——
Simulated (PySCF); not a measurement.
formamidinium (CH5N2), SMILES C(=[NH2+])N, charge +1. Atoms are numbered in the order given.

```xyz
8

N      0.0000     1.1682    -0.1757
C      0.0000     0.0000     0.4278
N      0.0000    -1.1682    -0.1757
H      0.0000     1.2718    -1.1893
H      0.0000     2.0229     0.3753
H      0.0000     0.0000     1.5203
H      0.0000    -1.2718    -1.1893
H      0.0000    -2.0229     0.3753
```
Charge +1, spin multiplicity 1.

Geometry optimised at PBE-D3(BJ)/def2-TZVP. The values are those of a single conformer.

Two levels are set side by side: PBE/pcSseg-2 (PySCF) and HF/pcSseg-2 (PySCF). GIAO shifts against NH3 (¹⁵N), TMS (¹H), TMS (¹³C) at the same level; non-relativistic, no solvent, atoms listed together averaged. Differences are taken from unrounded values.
——

» REQUIRED ACTION
Please set down the whole listing above without altering a single line.

» YOUR RESPONSE
Simulated (PySCF); not a measurement.
formamidinium (CH5N2), SMILES C(=[NH2+])N, charge +1. Atoms are numbered in the order given.

```xyz
8

N      0.0000     1.1682    -0.1757
C      0.0000     0.0000     0.4278
N      0.0000    -1.1682    -0.1757
H      0.0000     1.2718    -1.1893
H      0.0000     2.0229     0.3753
H      0.0000     0.0000     1.5203
H      0.0000    -1.2718    -1.1893
H      0.0000    -2.0229     0.3753
```
Charge +1, spin multiplicity 1.

Geometry optimised at PBE-D3(BJ)/def2-TZVP. The values are those of a single conformer.

Two levels are set side by side: PBE/pcSseg-2 (PySCF) and HF/pcSseg-2 (PySCF). GIAO shifts against NH3 (¹⁵N), TMS (¹H), TMS (¹³C) at the same level; non-relativistic, no solvent, atoms listed together averaged. Differences are taken from unrounded values.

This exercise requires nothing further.